Exercise — For this exercise, please reproduce the records below word for word, from the first line through the line with "The cell is".

--------------------------------

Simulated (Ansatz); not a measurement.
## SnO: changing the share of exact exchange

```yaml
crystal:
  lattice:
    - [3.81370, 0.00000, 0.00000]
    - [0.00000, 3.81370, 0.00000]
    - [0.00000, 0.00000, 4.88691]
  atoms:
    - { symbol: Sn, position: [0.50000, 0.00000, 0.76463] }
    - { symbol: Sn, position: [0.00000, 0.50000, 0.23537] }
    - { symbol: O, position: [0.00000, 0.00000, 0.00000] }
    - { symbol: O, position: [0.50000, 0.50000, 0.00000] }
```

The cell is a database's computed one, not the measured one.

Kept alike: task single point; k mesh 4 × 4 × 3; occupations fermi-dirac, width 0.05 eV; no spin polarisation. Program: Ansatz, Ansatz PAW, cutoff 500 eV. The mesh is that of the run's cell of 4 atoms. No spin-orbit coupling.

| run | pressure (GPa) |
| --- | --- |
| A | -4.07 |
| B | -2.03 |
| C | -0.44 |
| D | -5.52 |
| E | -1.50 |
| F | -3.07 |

--------------------------------

Exercise solution —
Simulated (Ansatz); not a measurement.
## SnO: changing the share of exact exchange

```yaml
crystal:
  lattice:
    - [3.81370, 0.00000, 0.00000]
    - [0.00000, 3.81370, 0.00000]
    - [0.00000, 0.00000, 4.88691]
  atoms:
    - { symbol: Sn, position: [0.50000, 0.00000, 0.76463] }
    - { symbol: Sn, position: [0.00000, 0.50000, 0.23537] }
    - { symbol: O, position: [0.00000, 0.00000, 0.00000] }
    - { symbol: O, position: [0.50000, 0.50000, 0.00000] }
```

The cell is a database's computed one, not the measured one.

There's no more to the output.